__EXERCISE__. Every line from the top of the material through the line holding "Problem. Give the" should be copied exactly, and only those lines.

__INFORMATION SUPPLIED__.
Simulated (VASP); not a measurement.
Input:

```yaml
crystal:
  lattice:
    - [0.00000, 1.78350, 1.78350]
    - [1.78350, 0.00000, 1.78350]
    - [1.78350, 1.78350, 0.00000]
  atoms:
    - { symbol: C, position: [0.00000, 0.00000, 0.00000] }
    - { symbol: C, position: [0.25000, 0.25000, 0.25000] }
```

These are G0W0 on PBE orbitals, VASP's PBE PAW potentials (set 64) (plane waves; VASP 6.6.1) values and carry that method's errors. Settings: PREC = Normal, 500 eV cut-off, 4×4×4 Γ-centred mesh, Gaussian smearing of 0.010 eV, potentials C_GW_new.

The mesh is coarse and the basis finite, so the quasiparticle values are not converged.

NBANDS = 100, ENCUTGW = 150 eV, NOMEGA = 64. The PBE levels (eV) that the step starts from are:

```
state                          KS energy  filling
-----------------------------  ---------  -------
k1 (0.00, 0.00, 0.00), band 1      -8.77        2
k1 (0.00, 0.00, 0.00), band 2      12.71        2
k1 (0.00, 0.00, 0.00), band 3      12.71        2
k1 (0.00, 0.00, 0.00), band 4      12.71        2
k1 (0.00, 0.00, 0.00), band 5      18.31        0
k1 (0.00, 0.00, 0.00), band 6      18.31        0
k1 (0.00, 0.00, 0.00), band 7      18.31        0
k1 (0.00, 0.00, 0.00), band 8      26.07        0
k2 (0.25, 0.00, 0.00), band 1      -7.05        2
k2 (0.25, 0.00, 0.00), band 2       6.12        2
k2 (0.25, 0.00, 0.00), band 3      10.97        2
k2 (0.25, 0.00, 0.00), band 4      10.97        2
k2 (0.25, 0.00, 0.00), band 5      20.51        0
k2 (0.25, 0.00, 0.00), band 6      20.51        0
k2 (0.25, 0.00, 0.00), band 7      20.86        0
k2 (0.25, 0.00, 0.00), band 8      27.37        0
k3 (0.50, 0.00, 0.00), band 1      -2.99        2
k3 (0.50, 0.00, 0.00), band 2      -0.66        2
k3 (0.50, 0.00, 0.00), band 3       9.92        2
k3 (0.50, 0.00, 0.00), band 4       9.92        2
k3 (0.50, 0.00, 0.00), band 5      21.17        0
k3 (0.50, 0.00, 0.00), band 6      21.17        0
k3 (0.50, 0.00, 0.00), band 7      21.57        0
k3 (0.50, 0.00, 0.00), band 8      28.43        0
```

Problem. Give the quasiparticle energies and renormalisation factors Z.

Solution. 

__ANSWER BOX__.
Simulated (VASP); not a measurement.
Input:

```yaml
crystal:
  lattice:
    - [0.00000, 1.78350, 1.78350]
    - [1.78350, 0.00000, 1.78350]
    - [1.78350, 1.78350, 0.00000]
  atoms:
    - { symbol: C, position: [0.00000, 0.00000, 0.00000] }
    - { symbol: C, position: [0.25000, 0.25000, 0.25000] }
```

These are G0W0 on PBE orbitals, VASP's PBE PAW potentials (set 64) (plane waves; VASP 6.6.1) values and carry that method's errors. Settings: PREC = Normal, 500 eV cut-off, 4×4×4 Γ-centred mesh, Gaussian smearing of 0.010 eV, potentials C_GW_new.

The mesh is coarse and the basis finite, so the quasiparticle values are not converged.

NBANDS = 100, ENCUTGW = 150 eV, NOMEGA = 64. The PBE levels (eV) that the step starts from are:

```
state                          KS energy  filling
-----------------------------  ---------  -------
k1 (0.00, 0.00, 0.00), band 1      -8.77        2
k1 (0.00, 0.00, 0.00), band 2      12.71        2
k1 (0.00, 0.00, 0.00), band 3      12.71        2
k1 (0.00, 0.00, 0.00), band 4      12.71        2
k1 (0.00, 0.00, 0.00), band 5      18.31        0
k1 (0.00, 0.00, 0.00), band 6      18.31        0
k1 (0.00, 0.00, 0.00), band 7      18.31        0
k1 (0.00, 0.00, 0.00), band 8      26.07        0
k2 (0.25, 0.00, 0.00), band 1      -7.05        2
k2 (0.25, 0.00, 0.00), band 2       6.12        2
k2 (0.25, 0.00, 0.00), band 3      10.97        2
k2 (0.25, 0.00, 0.00), band 4      10.97        2
k2 (0.25, 0.00, 0.00), band 5      20.51        0
k2 (0.25, 0.00, 0.00), band 6      20.51        0
k2 (0.25, 0.00, 0.00), band 7      20.86        0
k2 (0.25, 0.00, 0.00), band 8      27.37        0
k3 (0.50, 0.00, 0.00), band 1      -2.99        2
k3 (0.50, 0.00, 0.00), band 2      -0.66        2
k3 (0.50, 0.00, 0.00), band 3       9.92        2
k3 (0.50, 0.00, 0.00), band 4       9.92        2
k3 (0.50, 0.00, 0.00), band 5      21.17        0
k3 (0.50, 0.00, 0.00), band 6      21.17        0
k3 (0.50, 0.00, 0.00), band 7      21.57        0
k3 (0.50, 0.00, 0.00), band 8      28.43        0
```

Problem. Give the quasiparticle energies and renormalisation factors Z.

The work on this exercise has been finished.